Supplied records:
_ _ _

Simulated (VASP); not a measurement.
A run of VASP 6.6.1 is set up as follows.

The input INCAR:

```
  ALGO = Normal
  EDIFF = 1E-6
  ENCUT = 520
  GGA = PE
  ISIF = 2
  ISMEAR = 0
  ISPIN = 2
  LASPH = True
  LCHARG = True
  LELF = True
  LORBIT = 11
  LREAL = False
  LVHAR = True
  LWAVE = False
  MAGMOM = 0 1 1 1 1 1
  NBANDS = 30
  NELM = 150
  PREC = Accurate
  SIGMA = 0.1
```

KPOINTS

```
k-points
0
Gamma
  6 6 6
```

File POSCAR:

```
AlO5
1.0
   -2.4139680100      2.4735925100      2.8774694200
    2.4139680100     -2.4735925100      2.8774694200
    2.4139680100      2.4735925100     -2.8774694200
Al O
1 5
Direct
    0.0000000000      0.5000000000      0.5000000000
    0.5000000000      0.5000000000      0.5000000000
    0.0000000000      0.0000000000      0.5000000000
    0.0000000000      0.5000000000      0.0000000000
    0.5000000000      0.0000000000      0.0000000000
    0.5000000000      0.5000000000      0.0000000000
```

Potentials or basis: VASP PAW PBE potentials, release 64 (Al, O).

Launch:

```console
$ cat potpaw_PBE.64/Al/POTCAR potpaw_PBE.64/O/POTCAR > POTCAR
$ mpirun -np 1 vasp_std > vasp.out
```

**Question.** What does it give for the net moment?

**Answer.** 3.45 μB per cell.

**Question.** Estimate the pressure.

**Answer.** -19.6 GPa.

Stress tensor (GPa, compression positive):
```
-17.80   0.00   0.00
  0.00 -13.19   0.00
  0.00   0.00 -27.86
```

_ _ _

Up to and including the line with "the net moment?", print every line of the records from the start.

Task output:
Simulated (VASP); not a measurement.
A run of VASP 6.6.1 is set up as follows.

The input INCAR:

```
  ALGO = Normal
  EDIFF = 1E-6
  ENCUT = 520
  GGA = PE
  ISIF = 2
  ISMEAR = 0
  ISPIN = 2
  LASPH = True
  LCHARG = True
  LELF = True
  LORBIT = 11
  LREAL = False
  LVHAR = True
  LWAVE = False
  MAGMOM = 0 1 1 1 1 1
  NBANDS = 30
  NELM = 150
  PREC = Accurate
  SIGMA = 0.1
```

KPOINTS

```
k-points
0
Gamma
  6 6 6
```

File POSCAR:

```
AlO5
1.0
   -2.4139680100      2.4735925100      2.8774694200
    2.4139680100     -2.4735925100      2.8774694200
    2.4139680100      2.4735925100     -2.8774694200
Al O
1 5
Direct
    0.0000000000      0.5000000000      0.5000000000
    0.5000000000      0.5000000000      0.5000000000
    0.0000000000      0.0000000000      0.5000000000
    0.0000000000      0.5000000000      0.0000000000
    0.5000000000      0.0000000000      0.0000000000
    0.5000000000      0.5000000000      0.0000000000
```

Potentials or basis: VASP PAW PBE potentials, release 64 (Al, O).

Launch:

```console
$ cat potpaw_PBE.64/Al/POTCAR potpaw_PBE.64/O/POTCAR > POTCAR
$ mpirun -np 1 vasp_std > vasp.out
```

**Question.** What does it give for the net moment?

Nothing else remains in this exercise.